Entries shown
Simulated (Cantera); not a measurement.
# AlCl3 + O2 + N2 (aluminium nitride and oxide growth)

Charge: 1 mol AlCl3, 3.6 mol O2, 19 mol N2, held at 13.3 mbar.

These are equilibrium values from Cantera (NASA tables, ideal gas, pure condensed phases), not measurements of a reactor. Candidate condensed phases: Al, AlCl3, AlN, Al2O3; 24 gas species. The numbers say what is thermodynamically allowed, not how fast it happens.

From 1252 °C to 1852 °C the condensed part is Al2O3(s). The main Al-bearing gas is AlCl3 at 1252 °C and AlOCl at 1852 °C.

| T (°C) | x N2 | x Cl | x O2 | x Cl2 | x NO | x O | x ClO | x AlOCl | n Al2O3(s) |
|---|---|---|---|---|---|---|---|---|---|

Assignment
Write the entire listing out again, word for word.

Exercise answer
Simulated (Cantera); not a measurement.
# AlCl3 + O2 + N2 (aluminium nitride and oxide growth)

Charge: 1 mol AlCl3, 3.6 mol O2, 19 mol N2, held at 13.3 mbar.

These are equilibrium values from Cantera (NASA tables, ideal gas, pure condensed phases), not measurements of a reactor. Candidate condensed phases: Al, AlCl3, AlN, Al2O3; 24 gas species. The numbers say what is thermodynamically allowed, not how fast it happens.

From 1252 °C to 1852 °C the condensed part is Al2O3(s). The main Al-bearing gas is AlCl3 at 1252 °C and AlOCl at 1852 °C.

| T (°C) | x N2 | x Cl | x O2 | x Cl2 | x NO | x O | x ClO | x AlOCl | n Al2O3(s) |
|---|---|---|---|---|---|---|---|---|---|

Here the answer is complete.